### [Work order]
Print the whole listing, keeping every line exactly as given.

### [Data excerpts]
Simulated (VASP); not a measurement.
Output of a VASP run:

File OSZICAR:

### [Expected answer]
Simulated (VASP); not a measurement.
Output of a VASP run:

File OSZICAR:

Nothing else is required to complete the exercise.